Assigned task:
Only the lines from the beginning of the data below through the line that contains "The cell comes" should be repeated, exactly as written.

====

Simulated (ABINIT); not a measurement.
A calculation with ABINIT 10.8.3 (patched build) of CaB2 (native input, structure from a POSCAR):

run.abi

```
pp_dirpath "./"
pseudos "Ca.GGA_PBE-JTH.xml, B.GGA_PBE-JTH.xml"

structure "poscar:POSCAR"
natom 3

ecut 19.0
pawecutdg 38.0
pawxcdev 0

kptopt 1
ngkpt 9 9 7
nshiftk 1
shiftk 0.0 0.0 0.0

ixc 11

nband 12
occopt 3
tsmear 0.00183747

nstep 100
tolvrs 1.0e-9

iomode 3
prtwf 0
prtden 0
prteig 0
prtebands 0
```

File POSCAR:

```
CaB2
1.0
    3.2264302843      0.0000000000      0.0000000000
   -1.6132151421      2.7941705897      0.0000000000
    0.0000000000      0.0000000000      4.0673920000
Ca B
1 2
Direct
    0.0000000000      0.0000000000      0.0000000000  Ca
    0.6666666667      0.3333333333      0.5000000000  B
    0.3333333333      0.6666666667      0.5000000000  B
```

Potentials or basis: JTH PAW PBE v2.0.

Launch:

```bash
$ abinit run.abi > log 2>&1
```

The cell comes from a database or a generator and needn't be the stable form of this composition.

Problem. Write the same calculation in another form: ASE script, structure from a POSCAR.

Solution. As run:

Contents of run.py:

====

Task solution:
Simulated (ABINIT); not a measurement.
A calculation with ABINIT 10.8.3 (patched build) of CaB2 (native input, structure from a POSCAR):

run.abi

```
pp_dirpath "./"
pseudos "Ca.GGA_PBE-JTH.xml, B.GGA_PBE-JTH.xml"

structure "poscar:POSCAR"
natom 3

ecut 19.0
pawecutdg 38.0
pawxcdev 0

kptopt 1
ngkpt 9 9 7
nshiftk 1
shiftk 0.0 0.0 0.0

ixc 11

nband 12
occopt 3
tsmear 0.00183747

nstep 100
tolvrs 1.0e-9

iomode 3
prtwf 0
prtden 0
prteig 0
prtebands 0
```

File POSCAR:

```
CaB2
1.0
    3.2264302843      0.0000000000      0.0000000000
   -1.6132151421      2.7941705897      0.0000000000
    0.0000000000      0.0000000000      4.0673920000
Ca B
1 2
Direct
    0.0000000000      0.0000000000      0.0000000000  Ca
    0.6666666667      0.3333333333      0.5000000000  B
    0.3333333333      0.6666666667      0.5000000000  B
```

Potentials or basis: JTH PAW PBE v2.0.

Launch:

```bash
$ abinit run.abi > log 2>&1
```

The cell comes from a database or a generator and needn't be the stable form of this composition.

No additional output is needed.